Set down exactly the lines below between the line holding "Magnetic state: ferromagnetic, site" and the line holding "Path: Γ–X–U |", inclusive; no other line belongs in the answer.

....................

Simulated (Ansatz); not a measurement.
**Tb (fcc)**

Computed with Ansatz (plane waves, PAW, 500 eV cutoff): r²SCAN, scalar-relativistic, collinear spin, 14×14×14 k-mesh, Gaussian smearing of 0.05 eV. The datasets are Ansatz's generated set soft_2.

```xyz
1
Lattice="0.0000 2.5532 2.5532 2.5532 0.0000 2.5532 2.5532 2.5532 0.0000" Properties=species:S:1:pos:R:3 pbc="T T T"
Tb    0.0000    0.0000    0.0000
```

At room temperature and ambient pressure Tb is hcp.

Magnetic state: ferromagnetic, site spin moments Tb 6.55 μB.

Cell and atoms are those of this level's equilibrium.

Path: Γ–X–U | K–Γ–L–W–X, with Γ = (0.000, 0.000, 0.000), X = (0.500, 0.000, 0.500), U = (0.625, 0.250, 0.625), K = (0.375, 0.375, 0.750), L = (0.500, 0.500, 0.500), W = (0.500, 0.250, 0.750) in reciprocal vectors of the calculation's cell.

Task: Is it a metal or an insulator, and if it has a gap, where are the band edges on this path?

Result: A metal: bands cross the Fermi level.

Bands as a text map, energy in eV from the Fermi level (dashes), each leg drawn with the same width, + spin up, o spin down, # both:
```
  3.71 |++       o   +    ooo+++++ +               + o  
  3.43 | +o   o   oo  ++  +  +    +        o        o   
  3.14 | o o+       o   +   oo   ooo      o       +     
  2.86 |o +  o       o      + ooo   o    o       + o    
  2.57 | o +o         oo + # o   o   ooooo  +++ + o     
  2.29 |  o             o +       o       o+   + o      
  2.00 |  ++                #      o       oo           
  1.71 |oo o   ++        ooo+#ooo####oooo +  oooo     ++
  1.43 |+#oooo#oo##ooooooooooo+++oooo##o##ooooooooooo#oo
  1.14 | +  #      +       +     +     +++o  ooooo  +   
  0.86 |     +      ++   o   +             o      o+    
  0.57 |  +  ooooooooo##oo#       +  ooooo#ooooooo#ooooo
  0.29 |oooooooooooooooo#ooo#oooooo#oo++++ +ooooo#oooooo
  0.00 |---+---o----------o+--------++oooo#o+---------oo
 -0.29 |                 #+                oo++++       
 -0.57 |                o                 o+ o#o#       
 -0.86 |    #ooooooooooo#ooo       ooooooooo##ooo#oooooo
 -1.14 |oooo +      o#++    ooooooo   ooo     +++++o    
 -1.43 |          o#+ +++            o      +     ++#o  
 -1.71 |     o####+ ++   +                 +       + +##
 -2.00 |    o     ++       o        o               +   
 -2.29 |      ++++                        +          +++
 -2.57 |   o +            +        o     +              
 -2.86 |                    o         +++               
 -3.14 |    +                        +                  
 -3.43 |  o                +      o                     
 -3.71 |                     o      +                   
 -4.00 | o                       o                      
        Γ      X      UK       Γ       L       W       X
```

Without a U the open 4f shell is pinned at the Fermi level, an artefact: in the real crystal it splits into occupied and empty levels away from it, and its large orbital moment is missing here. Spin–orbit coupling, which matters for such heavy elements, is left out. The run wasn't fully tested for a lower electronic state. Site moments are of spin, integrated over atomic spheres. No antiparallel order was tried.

....................

» **ANSWER AREA**
Magnetic state: ferromagnetic, site spin moments Tb 6.55 μB.

Cell and atoms are those of this level's equilibrium.

Path: Γ–X–U | K–Γ–L–W–X, with Γ = (0.000, 0.000, 0.000), X = (0.500, 0.000, 0.500), U = (0.625, 0.250, 0.625), K = (0.375, 0.375, 0.750), L = (0.500, 0.500, 0.500), W = (0.500, 0.250, 0.750) in reciprocal vectors of the calculation's cell.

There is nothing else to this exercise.